────────────────────
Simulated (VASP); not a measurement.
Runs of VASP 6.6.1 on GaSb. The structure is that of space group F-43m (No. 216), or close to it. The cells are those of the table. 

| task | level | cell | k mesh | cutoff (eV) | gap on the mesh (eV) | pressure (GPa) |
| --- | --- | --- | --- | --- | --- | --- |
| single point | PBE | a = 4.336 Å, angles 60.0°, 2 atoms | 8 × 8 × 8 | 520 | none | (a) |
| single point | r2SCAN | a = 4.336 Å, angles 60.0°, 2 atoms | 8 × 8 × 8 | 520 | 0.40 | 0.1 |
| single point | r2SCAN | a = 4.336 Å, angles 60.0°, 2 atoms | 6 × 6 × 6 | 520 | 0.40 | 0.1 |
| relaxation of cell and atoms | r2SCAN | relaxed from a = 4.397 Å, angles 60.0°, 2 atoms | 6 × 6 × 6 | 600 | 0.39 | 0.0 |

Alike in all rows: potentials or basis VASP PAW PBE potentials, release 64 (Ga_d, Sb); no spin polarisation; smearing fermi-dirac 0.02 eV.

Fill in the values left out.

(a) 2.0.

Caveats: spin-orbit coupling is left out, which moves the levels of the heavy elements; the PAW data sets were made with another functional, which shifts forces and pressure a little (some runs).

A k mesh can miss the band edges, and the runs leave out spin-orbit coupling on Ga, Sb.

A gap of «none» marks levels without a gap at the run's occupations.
────────────────────

**ACTIVITY**
The data above should be reproduced in full and exactly.

**RESPONSE AREA**
Simulated (VASP); not a measurement.
Runs of VASP 6.6.1 on GaSb. The structure is that of space group F-43m (No. 216), or close to it. The cells are those of the table. 

| task | level | cell | k mesh | cutoff (eV) | gap on the mesh (eV) | pressure (GPa) |
| --- | --- | --- | --- | --- | --- | --- |
| single point | PBE | a = 4.336 Å, angles 60.0°, 2 atoms | 8 × 8 × 8 | 520 | none | (a) |
| single point | r2SCAN | a = 4.336 Å, angles 60.0°, 2 atoms | 8 × 8 × 8 | 520 | 0.40 | 0.1 |
| single point | r2SCAN | a = 4.336 Å, angles 60.0°, 2 atoms | 6 × 6 × 6 | 520 | 0.40 | 0.1 |
| relaxation of cell and atoms | r2SCAN | relaxed from a = 4.397 Å, angles 60.0°, 2 atoms | 6 × 6 × 6 | 600 | 0.39 | 0.0 |

Alike in all rows: potentials or basis VASP PAW PBE potentials, release 64 (Ga_d, Sb); no spin polarisation; smearing fermi-dirac 0.02 eV.

Fill in the values left out.

(a) 2.0.

Caveats: spin-orbit coupling is left out, which moves the levels of the heavy elements; the PAW data sets were made with another functional, which shifts forces and pressure a little (some runs).

A k mesh can miss the band edges, and the runs leave out spin-orbit coupling on Ga, Sb.

A gap of «none» marks levels without a gap at the run's occupations.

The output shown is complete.